* Exercise *
Write out the records below once more, exactly and completely.

* Source information *
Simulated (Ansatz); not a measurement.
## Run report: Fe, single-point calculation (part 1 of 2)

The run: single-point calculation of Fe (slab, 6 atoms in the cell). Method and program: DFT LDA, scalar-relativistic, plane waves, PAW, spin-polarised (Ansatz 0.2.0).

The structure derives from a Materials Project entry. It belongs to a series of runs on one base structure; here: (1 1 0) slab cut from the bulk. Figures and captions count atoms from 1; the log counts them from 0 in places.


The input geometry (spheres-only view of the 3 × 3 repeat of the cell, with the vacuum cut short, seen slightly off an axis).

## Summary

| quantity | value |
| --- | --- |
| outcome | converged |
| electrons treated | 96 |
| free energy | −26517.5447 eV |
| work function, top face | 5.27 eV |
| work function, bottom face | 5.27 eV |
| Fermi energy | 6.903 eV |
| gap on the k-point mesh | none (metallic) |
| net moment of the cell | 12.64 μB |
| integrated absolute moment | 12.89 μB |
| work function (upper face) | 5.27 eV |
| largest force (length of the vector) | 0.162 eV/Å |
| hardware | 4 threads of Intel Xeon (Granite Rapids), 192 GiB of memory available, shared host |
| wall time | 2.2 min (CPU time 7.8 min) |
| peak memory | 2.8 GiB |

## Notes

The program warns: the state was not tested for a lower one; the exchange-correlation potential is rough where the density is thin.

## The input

* Result *
Simulated (Ansatz); not a measurement.
## Run report: Fe, single-point calculation (part 1 of 2)

The run: single-point calculation of Fe (slab, 6 atoms in the cell). Method and program: DFT LDA, scalar-relativistic, plane waves, PAW, spin-polarised (Ansatz 0.2.0).

The structure derives from a Materials Project entry. It belongs to a series of runs on one base structure; here: (1 1 0) slab cut from the bulk. Figures and captions count atoms from 1; the log counts them from 0 in places.


The input geometry (spheres-only view of the 3 × 3 repeat of the cell, with the vacuum cut short, seen slightly off an axis).

## Summary

| quantity | value |
| --- | --- |
| outcome | converged |
| electrons treated | 96 |
| free energy | −26517.5447 eV |
| work function, top face | 5.27 eV |
| work function, bottom face | 5.27 eV |
| Fermi energy | 6.903 eV |
| gap on the k-point mesh | none (metallic) |
| net moment of the cell | 12.64 μB |
| integrated absolute moment | 12.89 μB |
| work function (upper face) | 5.27 eV |
| largest force (length of the vector) | 0.162 eV/Å |
| hardware | 4 threads of Intel Xeon (Granite Rapids), 192 GiB of memory available, shared host |
| wall time | 2.2 min (CPU time 7.8 min) |
| peak memory | 2.8 GiB |

## Notes

The program warns: the state was not tested for a lower one; the exchange-correlation potential is rough where the density is thin.

## The input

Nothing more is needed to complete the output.